Recorded data:
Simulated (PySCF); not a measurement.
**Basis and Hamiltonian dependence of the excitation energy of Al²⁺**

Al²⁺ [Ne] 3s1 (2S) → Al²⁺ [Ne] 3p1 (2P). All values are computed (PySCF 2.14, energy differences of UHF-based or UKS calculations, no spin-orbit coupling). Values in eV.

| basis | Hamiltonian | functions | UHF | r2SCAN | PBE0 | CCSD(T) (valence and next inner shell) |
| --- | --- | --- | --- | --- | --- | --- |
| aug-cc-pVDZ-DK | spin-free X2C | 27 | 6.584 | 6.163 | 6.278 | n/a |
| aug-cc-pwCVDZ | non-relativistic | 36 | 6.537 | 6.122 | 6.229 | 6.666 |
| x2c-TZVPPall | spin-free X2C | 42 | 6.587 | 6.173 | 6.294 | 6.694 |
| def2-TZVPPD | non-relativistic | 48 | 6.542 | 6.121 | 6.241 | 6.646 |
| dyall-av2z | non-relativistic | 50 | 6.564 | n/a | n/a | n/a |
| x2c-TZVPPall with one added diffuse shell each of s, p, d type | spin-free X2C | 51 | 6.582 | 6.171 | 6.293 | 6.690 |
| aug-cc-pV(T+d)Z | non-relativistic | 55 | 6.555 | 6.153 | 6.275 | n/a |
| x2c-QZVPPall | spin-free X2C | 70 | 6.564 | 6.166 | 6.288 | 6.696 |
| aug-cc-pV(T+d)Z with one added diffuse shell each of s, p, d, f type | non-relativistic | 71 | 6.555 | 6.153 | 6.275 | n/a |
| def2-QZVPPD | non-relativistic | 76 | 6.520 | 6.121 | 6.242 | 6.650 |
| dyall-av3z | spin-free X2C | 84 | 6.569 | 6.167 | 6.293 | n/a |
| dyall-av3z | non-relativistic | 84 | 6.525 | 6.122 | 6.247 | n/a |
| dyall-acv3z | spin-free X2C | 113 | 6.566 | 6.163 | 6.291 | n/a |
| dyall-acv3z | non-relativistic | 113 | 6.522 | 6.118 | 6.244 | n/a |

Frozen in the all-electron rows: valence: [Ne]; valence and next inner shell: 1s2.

Activity: Output the lines above exactly, but only those between the line holding "inner shell) |" and the line holding "6.229 | 6.666 |", inclusive.

Task solution:
| basis | Hamiltonian | functions | UHF | r2SCAN | PBE0 | CCSD(T) (valence and next inner shell) |
| --- | --- | --- | --- | --- | --- | --- |
| aug-cc-pVDZ-DK | spin-free X2C | 27 | 6.584 | 6.163 | 6.278 | n/a |
| aug-cc-pwCVDZ | non-relativistic | 36 | 6.537 | 6.122 | 6.229 | 6.666 |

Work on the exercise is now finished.